→ Assignment
The records that follow should be copied in full, exactly as they read.

→ Supplied entries
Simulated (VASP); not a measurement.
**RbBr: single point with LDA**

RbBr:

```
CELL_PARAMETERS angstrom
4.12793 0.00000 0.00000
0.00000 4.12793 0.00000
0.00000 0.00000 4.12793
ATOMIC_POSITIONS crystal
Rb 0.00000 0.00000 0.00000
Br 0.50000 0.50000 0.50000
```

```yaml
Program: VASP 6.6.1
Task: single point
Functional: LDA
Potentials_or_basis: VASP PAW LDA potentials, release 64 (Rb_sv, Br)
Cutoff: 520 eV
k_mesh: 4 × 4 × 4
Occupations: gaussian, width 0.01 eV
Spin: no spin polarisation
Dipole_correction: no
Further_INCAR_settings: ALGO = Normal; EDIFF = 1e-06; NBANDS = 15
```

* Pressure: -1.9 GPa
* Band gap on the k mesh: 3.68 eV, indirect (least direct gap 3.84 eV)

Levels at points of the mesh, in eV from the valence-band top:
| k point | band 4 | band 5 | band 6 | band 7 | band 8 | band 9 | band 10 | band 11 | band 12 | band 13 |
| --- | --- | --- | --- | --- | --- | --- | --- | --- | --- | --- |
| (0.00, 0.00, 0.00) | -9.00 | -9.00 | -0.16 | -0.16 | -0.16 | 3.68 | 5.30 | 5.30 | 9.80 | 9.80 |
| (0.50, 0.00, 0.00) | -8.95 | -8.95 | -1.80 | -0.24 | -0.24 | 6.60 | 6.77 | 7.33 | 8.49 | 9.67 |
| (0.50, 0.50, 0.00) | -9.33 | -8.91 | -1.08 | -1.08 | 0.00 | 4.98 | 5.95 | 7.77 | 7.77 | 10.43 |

→ Exercise result
Simulated (VASP); not a measurement.
**RbBr: single point with LDA**

RbBr:

```
CELL_PARAMETERS angstrom
4.12793 0.00000 0.00000
0.00000 4.12793 0.00000
0.00000 0.00000 4.12793
ATOMIC_POSITIONS crystal
Rb 0.00000 0.00000 0.00000
Br 0.50000 0.50000 0.50000
```

```yaml
Program: VASP 6.6.1
Task: single point
Functional: LDA
Potentials_or_basis: VASP PAW LDA potentials, release 64 (Rb_sv, Br)
Cutoff: 520 eV
k_mesh: 4 × 4 × 4
Occupations: gaussian, width 0.01 eV
Spin: no spin polarisation
Dipole_correction: no
Further_INCAR_settings: ALGO = Normal; EDIFF = 1e-06; NBANDS = 15
```

* Pressure: -1.9 GPa
* Band gap on the k mesh: 3.68 eV, indirect (least direct gap 3.84 eV)

Levels at points of the mesh, in eV from the valence-band top:
| k point | band 4 | band 5 | band 6 | band 7 | band 8 | band 9 | band 10 | band 11 | band 12 | band 13 |
| --- | --- | --- | --- | --- | --- | --- | --- | --- | --- | --- |
| (0.00, 0.00, 0.00) | -9.00 | -9.00 | -0.16 | -0.16 | -0.16 | 3.68 | 5.30 | 5.30 | 9.80 | 9.80 |
| (0.50, 0.00, 0.00) | -8.95 | -8.95 | -1.80 | -0.24 | -0.24 | 6.60 | 6.77 | 7.33 | 8.49 | 9.67 |
| (0.50, 0.50, 0.00) | -9.33 | -8.91 | -1.08 | -1.08 | 0.00 | 4.98 | 5.95 | 7.77 | 7.77 | 10.43 |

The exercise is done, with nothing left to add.